════════════════

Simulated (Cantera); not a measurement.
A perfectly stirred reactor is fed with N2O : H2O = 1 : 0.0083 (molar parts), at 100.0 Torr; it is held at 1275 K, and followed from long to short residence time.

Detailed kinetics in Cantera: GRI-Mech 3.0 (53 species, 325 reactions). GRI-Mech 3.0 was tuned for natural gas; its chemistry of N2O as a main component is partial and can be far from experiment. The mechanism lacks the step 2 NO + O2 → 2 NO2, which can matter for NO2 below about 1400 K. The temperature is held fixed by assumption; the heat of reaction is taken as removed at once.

════════════════

> Work request: Repeat the material exactly. Begin with its first line and end with the line that has "A perfectly stirred".

> Solution:
Simulated (Cantera); not a measurement.
A perfectly stirred reactor is fed with N2O : H2O = 1 : 0.0083 (molar parts), at 100.0 Torr; it is held at 1275 K, and followed from long to short residence time.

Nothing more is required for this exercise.